**Data excerpts**
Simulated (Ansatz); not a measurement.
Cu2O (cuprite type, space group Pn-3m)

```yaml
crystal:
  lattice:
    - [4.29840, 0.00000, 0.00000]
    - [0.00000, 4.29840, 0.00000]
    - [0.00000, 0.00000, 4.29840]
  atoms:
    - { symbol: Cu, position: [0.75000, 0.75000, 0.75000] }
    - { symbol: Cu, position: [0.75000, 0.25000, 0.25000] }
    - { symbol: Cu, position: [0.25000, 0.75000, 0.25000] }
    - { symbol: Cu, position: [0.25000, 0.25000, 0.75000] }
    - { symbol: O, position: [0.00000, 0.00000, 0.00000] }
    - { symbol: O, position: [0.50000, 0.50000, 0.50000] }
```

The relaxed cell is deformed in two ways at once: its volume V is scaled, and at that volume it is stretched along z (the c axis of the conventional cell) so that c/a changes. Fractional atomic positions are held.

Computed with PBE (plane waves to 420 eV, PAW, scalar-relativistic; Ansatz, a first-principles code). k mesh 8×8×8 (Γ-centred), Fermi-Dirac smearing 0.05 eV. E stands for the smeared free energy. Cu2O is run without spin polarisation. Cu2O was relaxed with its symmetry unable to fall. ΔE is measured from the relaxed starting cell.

**Exercise**
Each line from the top of the material above through the line with "The relaxed cell" must be echoed exactly, and no other line.

**Answer space**
Simulated (Ansatz); not a measurement.
Cu2O (cuprite type, space group Pn-3m)

```yaml
crystal:
  lattice:
    - [4.29840, 0.00000, 0.00000]
    - [0.00000, 4.29840, 0.00000]
    - [0.00000, 0.00000, 4.29840]
  atoms:
    - { symbol: Cu, position: [0.75000, 0.75000, 0.75000] }
    - { symbol: Cu, position: [0.75000, 0.25000, 0.25000] }
    - { symbol: Cu, position: [0.25000, 0.75000, 0.25000] }
    - { symbol: Cu, position: [0.25000, 0.25000, 0.75000] }
    - { symbol: O, position: [0.00000, 0.00000, 0.00000] }
    - { symbol: O, position: [0.50000, 0.50000, 0.50000] }
```

The relaxed cell is deformed in two ways at once: its volume V is scaled, and at that volume it is stretched along z (the c axis of the conventional cell) so that c/a changes. Fractional atomic positions are held.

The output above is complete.